━━━━━━━━━━━━━━━━
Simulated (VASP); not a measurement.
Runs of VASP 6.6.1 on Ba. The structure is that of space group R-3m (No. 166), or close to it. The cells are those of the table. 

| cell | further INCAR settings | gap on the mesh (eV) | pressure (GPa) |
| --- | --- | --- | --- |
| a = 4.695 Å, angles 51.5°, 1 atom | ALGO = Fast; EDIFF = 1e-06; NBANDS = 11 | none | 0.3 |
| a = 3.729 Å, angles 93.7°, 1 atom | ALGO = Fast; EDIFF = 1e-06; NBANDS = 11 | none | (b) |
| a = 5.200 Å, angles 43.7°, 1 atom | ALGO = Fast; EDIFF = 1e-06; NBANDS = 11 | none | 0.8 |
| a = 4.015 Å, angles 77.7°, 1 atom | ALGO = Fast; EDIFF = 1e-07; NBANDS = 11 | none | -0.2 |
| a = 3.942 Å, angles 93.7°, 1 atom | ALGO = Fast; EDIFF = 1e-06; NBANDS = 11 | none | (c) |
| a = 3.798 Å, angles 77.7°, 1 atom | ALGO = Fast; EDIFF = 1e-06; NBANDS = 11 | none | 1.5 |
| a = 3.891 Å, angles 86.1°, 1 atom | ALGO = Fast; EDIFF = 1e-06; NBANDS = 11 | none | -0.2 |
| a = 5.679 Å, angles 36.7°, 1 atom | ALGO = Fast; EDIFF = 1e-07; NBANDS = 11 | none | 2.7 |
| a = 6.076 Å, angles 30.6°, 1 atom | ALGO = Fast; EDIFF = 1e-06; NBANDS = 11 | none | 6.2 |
━━━━━━━━━━━━━━━━

Give each entry again, spelled exactly as shown.

:: Response box ::
Simulated (VASP); not a measurement.
Runs of VASP 6.6.1 on Ba. The structure is that of space group R-3m (No. 166), or close to it. The cells are those of the table. 

| cell | further INCAR settings | gap on the mesh (eV) | pressure (GPa) |
| --- | --- | --- | --- |
| a = 4.695 Å, angles 51.5°, 1 atom | ALGO = Fast; EDIFF = 1e-06; NBANDS = 11 | none | 0.3 |
| a = 3.729 Å, angles 93.7°, 1 atom | ALGO = Fast; EDIFF = 1e-06; NBANDS = 11 | none | (b) |
| a = 5.200 Å, angles 43.7°, 1 atom | ALGO = Fast; EDIFF = 1e-06; NBANDS = 11 | none | 0.8 |
| a = 4.015 Å, angles 77.7°, 1 atom | ALGO = Fast; EDIFF = 1e-07; NBANDS = 11 | none | -0.2 |
| a = 3.942 Å, angles 93.7°, 1 atom | ALGO = Fast; EDIFF = 1e-06; NBANDS = 11 | none | (c) |
| a = 3.798 Å, angles 77.7°, 1 atom | ALGO = Fast; EDIFF = 1e-06; NBANDS = 11 | none | 1.5 |
| a = 3.891 Å, angles 86.1°, 1 atom | ALGO = Fast; EDIFF = 1e-06; NBANDS = 11 | none | -0.2 |
| a = 5.679 Å, angles 36.7°, 1 atom | ALGO = Fast; EDIFF = 1e-07; NBANDS = 11 | none | 2.7 |
| a = 6.076 Å, angles 30.6°, 1 atom | ALGO = Fast; EDIFF = 1e-06; NBANDS = 11 | none | 6.2 |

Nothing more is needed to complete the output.